RAW DATA:
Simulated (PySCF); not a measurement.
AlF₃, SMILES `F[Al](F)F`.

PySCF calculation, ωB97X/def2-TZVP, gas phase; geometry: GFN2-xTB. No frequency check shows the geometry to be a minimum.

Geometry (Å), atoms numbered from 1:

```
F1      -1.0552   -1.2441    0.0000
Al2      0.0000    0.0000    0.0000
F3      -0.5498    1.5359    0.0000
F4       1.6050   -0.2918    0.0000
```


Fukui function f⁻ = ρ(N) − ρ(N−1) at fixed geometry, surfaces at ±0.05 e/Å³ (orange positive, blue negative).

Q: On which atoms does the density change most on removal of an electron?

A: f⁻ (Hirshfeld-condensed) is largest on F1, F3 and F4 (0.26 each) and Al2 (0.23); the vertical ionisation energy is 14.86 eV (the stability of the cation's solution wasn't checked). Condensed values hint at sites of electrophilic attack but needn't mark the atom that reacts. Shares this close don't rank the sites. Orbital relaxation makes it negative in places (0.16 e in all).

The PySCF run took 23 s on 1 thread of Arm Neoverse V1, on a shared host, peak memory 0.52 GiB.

WORK REQUEST:
Please restate the records word for word. Go from the first line to the line with "A: f⁻ (Hirshfeld-condensed)" and include both.

TASK RESULT:
Simulated (PySCF); not a measurement.
AlF₃, SMILES `F[Al](F)F`.

PySCF calculation, ωB97X/def2-TZVP, gas phase; geometry: GFN2-xTB. No frequency check shows the geometry to be a minimum.

Geometry (Å), atoms numbered from 1:

```
F1      -1.0552   -1.2441    0.0000
Al2      0.0000    0.0000    0.0000
F3      -0.5498    1.5359    0.0000
F4       1.6050   -0.2918    0.0000
```


Fukui function f⁻ = ρ(N) − ρ(N−1) at fixed geometry, surfaces at ±0.05 e/Å³ (orange positive, blue negative).

Q: On which atoms does the density change most on removal of an electron?

A: f⁻ (Hirshfeld-condensed) is largest on F1, F3 and F4 (0.26 each) and Al2 (0.23); the vertical ionisation energy is 14.86 eV (the stability of the cation's solution wasn't checked). Condensed values hint at sites of electrophilic attack but needn't mark the atom that reacts. Shares this close don't rank the sites. Orbital relaxation makes it negative in places (0.16 e in all).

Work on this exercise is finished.